- _WORK ORDER_: Print out the data below. Do not alter a single line.

-*-

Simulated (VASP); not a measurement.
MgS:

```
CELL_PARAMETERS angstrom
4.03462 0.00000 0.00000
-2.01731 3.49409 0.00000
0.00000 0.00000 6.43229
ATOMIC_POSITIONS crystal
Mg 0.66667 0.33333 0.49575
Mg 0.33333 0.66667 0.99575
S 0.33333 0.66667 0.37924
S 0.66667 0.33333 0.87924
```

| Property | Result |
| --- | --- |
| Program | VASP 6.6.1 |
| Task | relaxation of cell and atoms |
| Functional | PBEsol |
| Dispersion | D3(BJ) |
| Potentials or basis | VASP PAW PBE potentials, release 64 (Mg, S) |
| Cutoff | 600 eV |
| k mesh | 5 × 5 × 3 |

-*-

- _TASK OUTPUT_:
Simulated (VASP); not a measurement.
MgS:

```
CELL_PARAMETERS angstrom
4.03462 0.00000 0.00000
-2.01731 3.49409 0.00000
0.00000 0.00000 6.43229
ATOMIC_POSITIONS crystal
Mg 0.66667 0.33333 0.49575
Mg 0.33333 0.66667 0.99575
S 0.33333 0.66667 0.37924
S 0.66667 0.33333 0.87924
```

| Property | Result |
| --- | --- |
| Program | VASP 6.6.1 |
| Task | relaxation of cell and atoms |
| Functional | PBEsol |
| Dispersion | D3(BJ) |
| Potentials or basis | VASP PAW PBE potentials, release 64 (Mg, S) |
| Cutoff | 600 eV |
| k mesh | 5 × 5 × 3 |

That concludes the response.